######
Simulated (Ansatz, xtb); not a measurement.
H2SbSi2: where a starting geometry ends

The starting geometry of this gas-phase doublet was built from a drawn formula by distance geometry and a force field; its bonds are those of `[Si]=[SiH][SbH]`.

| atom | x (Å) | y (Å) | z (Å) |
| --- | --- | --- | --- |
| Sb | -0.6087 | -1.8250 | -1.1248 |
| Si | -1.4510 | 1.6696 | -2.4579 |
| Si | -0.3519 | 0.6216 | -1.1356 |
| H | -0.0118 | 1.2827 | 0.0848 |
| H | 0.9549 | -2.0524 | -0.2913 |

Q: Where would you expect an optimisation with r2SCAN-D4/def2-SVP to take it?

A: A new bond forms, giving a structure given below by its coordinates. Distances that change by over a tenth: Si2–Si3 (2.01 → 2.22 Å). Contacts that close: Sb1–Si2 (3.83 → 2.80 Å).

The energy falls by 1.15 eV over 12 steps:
######

### WORK REQUEST:
The listing above must be written out again in its entirety, exactly as given.

### SOLUTION:
Simulated (Ansatz, xtb); not a measurement.
H2SbSi2: where a starting geometry ends

The starting geometry of this gas-phase doublet was built from a drawn formula by distance geometry and a force field; its bonds are those of `[Si]=[SiH][SbH]`.

| atom | x (Å) | y (Å) | z (Å) |
| --- | --- | --- | --- |
| Sb | -0.6087 | -1.8250 | -1.1248 |
| Si | -1.4510 | 1.6696 | -2.4579 |
| Si | -0.3519 | 0.6216 | -1.1356 |
| H | -0.0118 | 1.2827 | 0.0848 |
| H | 0.9549 | -2.0524 | -0.2913 |

Q: Where would you expect an optimisation with r2SCAN-D4/def2-SVP to take it?

A: A new bond forms, giving a structure given below by its coordinates. Distances that change by over a tenth: Si2–Si3 (2.01 → 2.22 Å). Contacts that close: Sb1–Si2 (3.83 → 2.80 Å).

The energy falls by 1.15 eV over 12 steps:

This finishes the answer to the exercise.